======

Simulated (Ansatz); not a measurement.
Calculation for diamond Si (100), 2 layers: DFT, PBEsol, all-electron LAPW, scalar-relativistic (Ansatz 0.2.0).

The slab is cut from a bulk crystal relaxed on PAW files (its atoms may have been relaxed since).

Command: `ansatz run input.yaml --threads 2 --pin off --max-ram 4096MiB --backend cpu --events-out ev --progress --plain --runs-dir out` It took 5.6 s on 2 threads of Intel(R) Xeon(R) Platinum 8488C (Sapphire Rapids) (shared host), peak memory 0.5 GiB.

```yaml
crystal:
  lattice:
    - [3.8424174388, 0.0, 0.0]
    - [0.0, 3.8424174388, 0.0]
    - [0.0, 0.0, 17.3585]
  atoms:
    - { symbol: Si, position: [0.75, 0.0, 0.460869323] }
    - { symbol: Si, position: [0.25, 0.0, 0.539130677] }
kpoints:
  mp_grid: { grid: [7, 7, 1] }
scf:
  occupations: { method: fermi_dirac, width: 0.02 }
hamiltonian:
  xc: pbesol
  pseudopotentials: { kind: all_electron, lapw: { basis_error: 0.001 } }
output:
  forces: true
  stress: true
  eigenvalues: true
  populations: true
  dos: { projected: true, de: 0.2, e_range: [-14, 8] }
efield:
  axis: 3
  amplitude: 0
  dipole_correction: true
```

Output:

======

Needed here are the exact lines from the start of the material through the line that contains "The slab is", and no others.

* RESULT *
Simulated (Ansatz); not a measurement.
Calculation for diamond Si (100), 2 layers: DFT, PBEsol, all-electron LAPW, scalar-relativistic (Ansatz 0.2.0).

The slab is cut from a bulk crystal relaxed on PAW files (its atoms may have been relaxed since).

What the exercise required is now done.